Each record below needs to be retyped exactly.

▶

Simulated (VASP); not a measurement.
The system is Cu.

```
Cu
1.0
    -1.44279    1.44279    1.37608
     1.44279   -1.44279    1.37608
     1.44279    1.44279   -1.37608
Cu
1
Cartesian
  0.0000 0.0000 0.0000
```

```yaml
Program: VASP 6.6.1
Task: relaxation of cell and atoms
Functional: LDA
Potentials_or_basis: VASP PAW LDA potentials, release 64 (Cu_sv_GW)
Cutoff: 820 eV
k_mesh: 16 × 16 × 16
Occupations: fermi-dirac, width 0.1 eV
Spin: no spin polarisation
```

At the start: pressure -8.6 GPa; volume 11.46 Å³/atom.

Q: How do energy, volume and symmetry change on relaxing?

◀

(Written answer)
Simulated (VASP); not a measurement.
The system is Cu.

```
Cu
1.0
    -1.44279    1.44279    1.37608
     1.44279   -1.44279    1.37608
     1.44279    1.44279   -1.37608
Cu
1
Cartesian
  0.0000 0.0000 0.0000
```

```yaml
Program: VASP 6.6.1
Task: relaxation of cell and atoms
Functional: LDA
Potentials_or_basis: VASP PAW LDA potentials, release 64 (Cu_sv_GW)
Cutoff: 820 eV
k_mesh: 16 × 16 × 16
Occupations: fermi-dirac, width 0.1 eV
Spin: no spin polarisation
```

At the start: pressure -8.6 GPa; volume 11.46 Å³/atom.

Q: How do energy, volume and symmetry change on relaxing?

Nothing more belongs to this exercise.